(Beginning of ENTRIES SUPPLIED)

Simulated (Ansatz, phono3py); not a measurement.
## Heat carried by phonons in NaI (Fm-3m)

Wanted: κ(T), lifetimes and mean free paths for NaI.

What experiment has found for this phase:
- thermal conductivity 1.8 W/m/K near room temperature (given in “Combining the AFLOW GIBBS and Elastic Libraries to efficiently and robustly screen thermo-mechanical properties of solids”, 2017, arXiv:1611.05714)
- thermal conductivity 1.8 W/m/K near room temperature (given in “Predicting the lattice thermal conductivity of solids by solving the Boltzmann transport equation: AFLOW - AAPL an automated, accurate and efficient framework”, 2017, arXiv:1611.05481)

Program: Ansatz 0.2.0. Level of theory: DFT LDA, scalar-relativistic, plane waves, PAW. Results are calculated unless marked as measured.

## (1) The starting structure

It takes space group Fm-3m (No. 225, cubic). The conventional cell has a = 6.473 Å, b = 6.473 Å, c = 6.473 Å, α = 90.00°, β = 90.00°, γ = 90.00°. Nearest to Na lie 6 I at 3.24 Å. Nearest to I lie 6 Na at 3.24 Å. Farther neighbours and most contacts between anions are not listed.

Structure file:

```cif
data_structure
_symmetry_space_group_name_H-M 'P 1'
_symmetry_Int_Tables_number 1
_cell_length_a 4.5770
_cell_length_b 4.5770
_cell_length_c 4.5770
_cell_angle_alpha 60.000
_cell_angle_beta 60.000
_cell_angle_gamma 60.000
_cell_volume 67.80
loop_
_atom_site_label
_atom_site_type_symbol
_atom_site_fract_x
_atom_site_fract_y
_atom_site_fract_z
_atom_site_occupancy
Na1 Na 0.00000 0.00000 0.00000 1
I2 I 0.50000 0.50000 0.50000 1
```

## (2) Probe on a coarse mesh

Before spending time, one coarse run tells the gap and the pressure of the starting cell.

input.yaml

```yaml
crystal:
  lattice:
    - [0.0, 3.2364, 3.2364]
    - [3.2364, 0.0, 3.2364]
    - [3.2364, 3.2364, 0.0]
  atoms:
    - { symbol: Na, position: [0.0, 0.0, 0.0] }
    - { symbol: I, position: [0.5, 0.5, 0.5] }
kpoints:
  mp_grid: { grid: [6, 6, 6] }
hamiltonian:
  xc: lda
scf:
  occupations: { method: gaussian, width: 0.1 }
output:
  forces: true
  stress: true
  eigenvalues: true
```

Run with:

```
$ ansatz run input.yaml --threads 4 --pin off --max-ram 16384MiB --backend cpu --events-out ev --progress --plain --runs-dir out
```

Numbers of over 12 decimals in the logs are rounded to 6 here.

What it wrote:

(End of ENTRIES SUPPLIED)

→ **WORK REQUEST**
Once the line containing "## (1) The starting structure" has been written out, please stop; every line before it, back to the first line of the records above, should be given exactly.

→ **RESPONSE**
Simulated (Ansatz, phono3py); not a measurement.
## Heat carried by phonons in NaI (Fm-3m)

Wanted: κ(T), lifetimes and mean free paths for NaI.

What experiment has found for this phase:
- thermal conductivity 1.8 W/m/K near room temperature (given in “Combining the AFLOW GIBBS and Elastic Libraries to efficiently and robustly screen thermo-mechanical properties of solids”, 2017, arXiv:1611.05714)
- thermal conductivity 1.8 W/m/K near room temperature (given in “Predicting the lattice thermal conductivity of solids by solving the Boltzmann transport equation: AFLOW - AAPL an automated, accurate and efficient framework”, 2017, arXiv:1611.05481)

Program: Ansatz 0.2.0. Level of theory: DFT LDA, scalar-relativistic, plane waves, PAW. Results are calculated unless marked as measured.

## (1) The starting structure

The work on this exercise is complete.